DATASET ENTRIES →
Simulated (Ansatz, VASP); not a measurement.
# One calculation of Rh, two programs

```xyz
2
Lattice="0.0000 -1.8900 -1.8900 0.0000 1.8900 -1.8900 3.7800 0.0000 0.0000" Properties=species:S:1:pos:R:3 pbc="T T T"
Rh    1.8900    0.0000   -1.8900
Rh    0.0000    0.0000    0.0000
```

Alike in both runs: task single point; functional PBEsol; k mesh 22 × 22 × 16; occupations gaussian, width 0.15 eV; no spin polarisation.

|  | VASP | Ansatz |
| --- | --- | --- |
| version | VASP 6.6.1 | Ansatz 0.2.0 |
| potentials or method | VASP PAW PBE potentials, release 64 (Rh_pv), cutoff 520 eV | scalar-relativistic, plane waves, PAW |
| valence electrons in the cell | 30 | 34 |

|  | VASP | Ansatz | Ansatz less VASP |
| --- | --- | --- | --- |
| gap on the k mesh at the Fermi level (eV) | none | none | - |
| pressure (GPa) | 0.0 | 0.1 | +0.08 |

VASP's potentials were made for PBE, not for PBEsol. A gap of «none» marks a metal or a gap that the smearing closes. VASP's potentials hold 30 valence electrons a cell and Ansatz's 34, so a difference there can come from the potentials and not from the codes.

WORK ORDER → What you output must be the lines from the opening of the material above up to and including the line with "0.1 | +0.08 |", reproduced exactly.

WRITTEN SOLUTION →
Simulated (Ansatz, VASP); not a measurement.
# One calculation of Rh, two programs

```xyz
2
Lattice="0.0000 -1.8900 -1.8900 0.0000 1.8900 -1.8900 3.7800 0.0000 0.0000" Properties=species:S:1:pos:R:3 pbc="T T T"
Rh    1.8900    0.0000   -1.8900
Rh    0.0000    0.0000    0.0000
```

Alike in both runs: task single point; functional PBEsol; k mesh 22 × 22 × 16; occupations gaussian, width 0.15 eV; no spin polarisation.

|  | VASP | Ansatz |
| --- | --- | --- |
| version | VASP 6.6.1 | Ansatz 0.2.0 |
| potentials or method | VASP PAW PBE potentials, release 64 (Rh_pv), cutoff 520 eV | scalar-relativistic, plane waves, PAW |
| valence electrons in the cell | 30 | 34 |

|  | VASP | Ansatz | Ansatz less VASP |
| --- | --- | --- | --- |
| gap on the k mesh at the Fermi level (eV) | none | none | - |
| pressure (GPa) | 0.0 | 0.1 | +0.08 |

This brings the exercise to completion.